WORK REQUEST. From the first line to the last, copy the data below word for word.

DATA LISTING.
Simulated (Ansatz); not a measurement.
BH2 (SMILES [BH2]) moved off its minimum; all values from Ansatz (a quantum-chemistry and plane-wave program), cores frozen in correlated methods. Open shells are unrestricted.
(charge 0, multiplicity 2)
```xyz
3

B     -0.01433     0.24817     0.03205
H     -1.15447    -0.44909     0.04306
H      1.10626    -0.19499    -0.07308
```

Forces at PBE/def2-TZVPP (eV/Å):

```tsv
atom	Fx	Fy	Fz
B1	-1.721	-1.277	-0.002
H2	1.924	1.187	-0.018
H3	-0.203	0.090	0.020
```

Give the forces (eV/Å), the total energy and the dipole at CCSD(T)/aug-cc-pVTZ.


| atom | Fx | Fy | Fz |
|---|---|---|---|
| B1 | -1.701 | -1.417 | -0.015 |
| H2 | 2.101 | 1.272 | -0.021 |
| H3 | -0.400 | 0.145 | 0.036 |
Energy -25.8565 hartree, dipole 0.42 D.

WORKED SOLUTION.
Simulated (Ansatz); not a measurement.
BH2 (SMILES [BH2]) moved off its minimum; all values from Ansatz (a quantum-chemistry and plane-wave program), cores frozen in correlated methods. Open shells are unrestricted.
(charge 0, multiplicity 2)
```xyz
3

B     -0.01433     0.24817     0.03205
H     -1.15447    -0.44909     0.04306
H      1.10626    -0.19499    -0.07308
```

Forces at PBE/def2-TZVPP (eV/Å):

```tsv
atom	Fx	Fy	Fz
B1	-1.721	-1.277	-0.002
H2	1.924	1.187	-0.018
H3	-0.203	0.090	0.020
```

Give the forces (eV/Å), the total energy and the dipole at CCSD(T)/aug-cc-pVTZ.


| atom | Fx | Fy | Fz |
|---|---|---|---|
| B1 | -1.701 | -1.417 | -0.015 |
| H2 | 2.101 | 1.272 | -0.021 |
| H3 | -0.400 | 0.145 | 0.036 |
Energy -25.8565 hartree, dipole 0.42 D.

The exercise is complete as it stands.